- Work request -
Please print every line of the material below exactly.

-*-

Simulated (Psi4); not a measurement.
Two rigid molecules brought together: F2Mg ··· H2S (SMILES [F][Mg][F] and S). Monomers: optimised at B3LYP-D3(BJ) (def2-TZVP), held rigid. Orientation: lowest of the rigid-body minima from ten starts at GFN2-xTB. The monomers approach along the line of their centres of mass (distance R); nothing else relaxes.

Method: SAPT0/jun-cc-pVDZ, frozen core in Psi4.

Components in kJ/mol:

-*-

- Task solution -
Simulated (Psi4); not a measurement.
Two rigid molecules brought together: F2Mg ··· H2S (SMILES [F][Mg][F] and S). Monomers: optimised at B3LYP-D3(BJ) (def2-TZVP), held rigid. Orientation: lowest of the rigid-body minima from ten starts at GFN2-xTB. The monomers approach along the line of their centres of mass (distance R); nothing else relaxes.

Method: SAPT0/jun-cc-pVDZ, frozen core in Psi4.

Components in kJ/mol:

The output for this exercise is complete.